→ Action item: Word for word, transcribe the material below from its first line to the line with "-0.04 | 71.49 |", both included.

.....
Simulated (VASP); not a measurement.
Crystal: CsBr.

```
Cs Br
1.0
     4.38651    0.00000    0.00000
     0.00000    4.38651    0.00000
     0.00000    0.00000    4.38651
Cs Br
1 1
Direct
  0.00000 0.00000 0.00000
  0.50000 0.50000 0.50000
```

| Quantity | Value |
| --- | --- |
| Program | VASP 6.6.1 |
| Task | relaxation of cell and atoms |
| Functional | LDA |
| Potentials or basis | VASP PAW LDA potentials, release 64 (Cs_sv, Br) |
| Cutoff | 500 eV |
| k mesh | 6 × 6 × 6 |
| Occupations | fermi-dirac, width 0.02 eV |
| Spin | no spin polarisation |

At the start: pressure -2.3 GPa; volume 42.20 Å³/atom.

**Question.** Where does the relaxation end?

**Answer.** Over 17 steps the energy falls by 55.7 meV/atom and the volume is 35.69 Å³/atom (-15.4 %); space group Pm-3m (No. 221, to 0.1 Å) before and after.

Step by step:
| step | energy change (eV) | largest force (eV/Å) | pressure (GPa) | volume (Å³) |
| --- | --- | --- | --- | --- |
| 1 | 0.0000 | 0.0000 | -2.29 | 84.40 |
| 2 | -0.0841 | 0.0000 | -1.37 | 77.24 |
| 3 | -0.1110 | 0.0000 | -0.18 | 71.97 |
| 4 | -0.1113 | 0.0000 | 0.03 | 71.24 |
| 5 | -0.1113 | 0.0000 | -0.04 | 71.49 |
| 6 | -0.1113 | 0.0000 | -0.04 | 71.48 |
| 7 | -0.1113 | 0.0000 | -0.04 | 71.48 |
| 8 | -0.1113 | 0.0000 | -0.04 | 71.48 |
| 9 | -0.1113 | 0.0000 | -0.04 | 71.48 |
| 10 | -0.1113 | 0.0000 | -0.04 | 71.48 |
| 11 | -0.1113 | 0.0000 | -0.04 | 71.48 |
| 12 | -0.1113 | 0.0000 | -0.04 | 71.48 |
.....

→ Response:
Simulated (VASP); not a measurement.
Crystal: CsBr.

```
Cs Br
1.0
     4.38651    0.00000    0.00000
     0.00000    4.38651    0.00000
     0.00000    0.00000    4.38651
Cs Br
1 1
Direct
  0.00000 0.00000 0.00000
  0.50000 0.50000 0.50000
```

| Quantity | Value |
| --- | --- |
| Program | VASP 6.6.1 |
| Task | relaxation of cell and atoms |
| Functional | LDA |
| Potentials or basis | VASP PAW LDA potentials, release 64 (Cs_sv, Br) |
| Cutoff | 500 eV |
| k mesh | 6 × 6 × 6 |
| Occupations | fermi-dirac, width 0.02 eV |
| Spin | no spin polarisation |

At the start: pressure -2.3 GPa; volume 42.20 Å³/atom.

**Question.** Where does the relaxation end?

**Answer.** Over 17 steps the energy falls by 55.7 meV/atom and the volume is 35.69 Å³/atom (-15.4 %); space group Pm-3m (No. 221, to 0.1 Å) before and after.

Step by step:
| step | energy change (eV) | largest force (eV/Å) | pressure (GPa) | volume (Å³) |
| --- | --- | --- | --- | --- |
| 1 | 0.0000 | 0.0000 | -2.29 | 84.40 |
| 2 | -0.0841 | 0.0000 | -1.37 | 77.24 |
| 3 | -0.1110 | 0.0000 | -0.18 | 71.97 |
| 4 | -0.1113 | 0.0000 | 0.03 | 71.24 |
| 5 | -0.1113 | 0.0000 | -0.04 | 71.49 |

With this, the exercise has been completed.